§ WORK TASK:
Output the full listing that appears below, exactly as it is presented.

- Opening Delimiter -

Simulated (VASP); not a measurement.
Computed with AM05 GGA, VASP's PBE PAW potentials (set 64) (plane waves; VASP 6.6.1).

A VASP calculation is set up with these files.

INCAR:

- Closing Delimiter -

§ YOUR RESPONSE:
Simulated (VASP); not a measurement.
Computed with AM05 GGA, VASP's PBE PAW potentials (set 64) (plane waves; VASP 6.6.1).

A VASP calculation is set up with these files.

INCAR:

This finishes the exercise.